• **DATA UNDER STUDY**:
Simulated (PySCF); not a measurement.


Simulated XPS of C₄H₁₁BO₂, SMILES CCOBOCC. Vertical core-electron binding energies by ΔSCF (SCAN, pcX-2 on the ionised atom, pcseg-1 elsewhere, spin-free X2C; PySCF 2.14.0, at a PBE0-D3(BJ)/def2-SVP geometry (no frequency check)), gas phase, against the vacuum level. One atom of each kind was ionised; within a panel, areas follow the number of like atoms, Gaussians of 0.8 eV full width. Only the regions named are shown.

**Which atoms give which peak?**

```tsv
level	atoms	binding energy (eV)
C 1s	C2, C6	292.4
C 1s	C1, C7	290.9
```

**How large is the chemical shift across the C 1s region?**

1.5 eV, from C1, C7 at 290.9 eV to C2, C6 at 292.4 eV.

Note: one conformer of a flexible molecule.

• **REQUIREMENT**: All lines from the opening of the material through the line that contains "1.5 eV, from" are to be printed exactly, with no others.

• **EXERCISE RESPONSE**:
Simulated (PySCF); not a measurement.


Simulated XPS of C₄H₁₁BO₂, SMILES CCOBOCC. Vertical core-electron binding energies by ΔSCF (SCAN, pcX-2 on the ionised atom, pcseg-1 elsewhere, spin-free X2C; PySCF 2.14.0, at a PBE0-D3(BJ)/def2-SVP geometry (no frequency check)), gas phase, against the vacuum level. One atom of each kind was ionised; within a panel, areas follow the number of like atoms, Gaussians of 0.8 eV full width. Only the regions named are shown.

**Which atoms give which peak?**

```tsv
level	atoms	binding energy (eV)
C 1s	C2, C6	292.4
C 1s	C1, C7	290.9
```

**How large is the chemical shift across the C 1s region?**

1.5 eV, from C1, C7 at 290.9 eV to C2, C6 at 292.4 eV.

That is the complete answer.